▸ **Action item**:
Using the records below, quote only the span that opens with the line containing "-6.30 | 141.44 |" and closes with the line containing "0.14 | 118.63 |", exactly and inclusively.

▸ **Record set**:
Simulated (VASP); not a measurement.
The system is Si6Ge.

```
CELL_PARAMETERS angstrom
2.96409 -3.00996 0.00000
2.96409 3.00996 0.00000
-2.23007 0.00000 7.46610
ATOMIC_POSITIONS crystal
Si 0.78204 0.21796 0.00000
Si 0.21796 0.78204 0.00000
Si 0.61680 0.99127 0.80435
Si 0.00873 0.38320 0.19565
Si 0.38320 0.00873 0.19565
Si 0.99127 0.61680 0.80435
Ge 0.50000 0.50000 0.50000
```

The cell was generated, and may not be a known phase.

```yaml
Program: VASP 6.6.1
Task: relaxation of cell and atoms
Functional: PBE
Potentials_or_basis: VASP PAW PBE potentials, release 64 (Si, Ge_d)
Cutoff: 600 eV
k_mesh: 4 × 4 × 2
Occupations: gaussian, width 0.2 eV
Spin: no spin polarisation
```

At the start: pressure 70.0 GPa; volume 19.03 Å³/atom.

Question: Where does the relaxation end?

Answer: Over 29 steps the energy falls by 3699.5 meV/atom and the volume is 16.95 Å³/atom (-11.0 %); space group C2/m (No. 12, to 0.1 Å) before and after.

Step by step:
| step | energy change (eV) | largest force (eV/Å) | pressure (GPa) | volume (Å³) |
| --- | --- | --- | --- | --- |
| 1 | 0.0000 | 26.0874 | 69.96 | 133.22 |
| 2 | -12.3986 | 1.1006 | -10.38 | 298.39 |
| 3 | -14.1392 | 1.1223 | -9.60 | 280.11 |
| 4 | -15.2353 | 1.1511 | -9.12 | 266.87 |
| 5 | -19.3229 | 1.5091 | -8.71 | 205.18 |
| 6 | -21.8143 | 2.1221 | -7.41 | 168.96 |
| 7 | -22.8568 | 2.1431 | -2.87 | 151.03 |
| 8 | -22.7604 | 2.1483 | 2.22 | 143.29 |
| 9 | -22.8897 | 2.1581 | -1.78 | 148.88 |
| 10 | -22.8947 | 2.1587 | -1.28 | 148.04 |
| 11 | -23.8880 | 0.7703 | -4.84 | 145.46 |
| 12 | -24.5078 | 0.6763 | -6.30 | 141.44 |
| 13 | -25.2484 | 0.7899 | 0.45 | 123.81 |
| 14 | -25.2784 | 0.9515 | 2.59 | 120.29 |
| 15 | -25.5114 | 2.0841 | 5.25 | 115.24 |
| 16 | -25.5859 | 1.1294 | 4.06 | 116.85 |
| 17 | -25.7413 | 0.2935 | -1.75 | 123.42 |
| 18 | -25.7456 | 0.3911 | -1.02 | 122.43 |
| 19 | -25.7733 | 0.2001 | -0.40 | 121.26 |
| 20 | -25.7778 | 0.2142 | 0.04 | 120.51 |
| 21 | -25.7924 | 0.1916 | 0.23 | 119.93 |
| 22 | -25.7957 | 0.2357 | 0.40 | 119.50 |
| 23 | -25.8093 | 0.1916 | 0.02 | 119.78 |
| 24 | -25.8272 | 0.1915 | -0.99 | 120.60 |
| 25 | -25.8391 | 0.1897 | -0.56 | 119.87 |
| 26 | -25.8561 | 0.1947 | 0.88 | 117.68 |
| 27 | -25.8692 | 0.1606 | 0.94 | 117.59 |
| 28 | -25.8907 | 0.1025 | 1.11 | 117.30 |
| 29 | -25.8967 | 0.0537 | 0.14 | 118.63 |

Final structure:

▸ **Task solution**:
| 12 | -24.5078 | 0.6763 | -6.30 | 141.44 |
| 13 | -25.2484 | 0.7899 | 0.45 | 123.81 |
| 14 | -25.2784 | 0.9515 | 2.59 | 120.29 |
| 15 | -25.5114 | 2.0841 | 5.25 | 115.24 |
| 16 | -25.5859 | 1.1294 | 4.06 | 116.85 |
| 17 | -25.7413 | 0.2935 | -1.75 | 123.42 |
| 18 | -25.7456 | 0.3911 | -1.02 | 122.43 |
| 19 | -25.7733 | 0.2001 | -0.40 | 121.26 |
| 20 | -25.7778 | 0.2142 | 0.04 | 120.51 |
| 21 | -25.7924 | 0.1916 | 0.23 | 119.93 |
| 22 | -25.7957 | 0.2357 | 0.40 | 119.50 |
| 23 | -25.8093 | 0.1916 | 0.02 | 119.78 |
| 24 | -25.8272 | 0.1915 | -0.99 | 120.60 |
| 25 | -25.8391 | 0.1897 | -0.56 | 119.87 |
| 26 | -25.8561 | 0.1947 | 0.88 | 117.68 |
| 27 | -25.8692 | 0.1606 | 0.94 | 117.59 |
| 28 | -25.8907 | 0.1025 | 1.11 | 117.30 |
| 29 | -25.8967 | 0.0537 | 0.14 | 118.63 |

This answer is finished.